### Excerpted data
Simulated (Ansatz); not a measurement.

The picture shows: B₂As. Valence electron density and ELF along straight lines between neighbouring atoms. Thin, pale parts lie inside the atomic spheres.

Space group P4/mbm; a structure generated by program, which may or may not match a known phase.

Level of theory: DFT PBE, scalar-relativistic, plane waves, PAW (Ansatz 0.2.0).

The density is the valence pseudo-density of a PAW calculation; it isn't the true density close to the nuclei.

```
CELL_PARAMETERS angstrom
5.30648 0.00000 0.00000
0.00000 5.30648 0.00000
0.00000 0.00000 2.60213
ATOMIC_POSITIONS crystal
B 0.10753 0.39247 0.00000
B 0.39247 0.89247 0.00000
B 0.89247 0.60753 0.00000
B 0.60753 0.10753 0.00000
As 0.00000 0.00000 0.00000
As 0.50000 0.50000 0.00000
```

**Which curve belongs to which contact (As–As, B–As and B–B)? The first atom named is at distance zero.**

### Work instruction
The answer should contain only the lines from the first line of the entries through the line holding "Level of theory: DFT", each exactly as written.

### Exercise output
Simulated (Ansatz); not a measurement.

The picture shows: B₂As. Valence electron density and ELF along straight lines between neighbouring atoms. Thin, pale parts lie inside the atomic spheres.

Space group P4/mbm; a structure generated by program, which may or may not match a known phase.

Level of theory: DFT PBE, scalar-relativistic, plane waves, PAW (Ansatz 0.2.0).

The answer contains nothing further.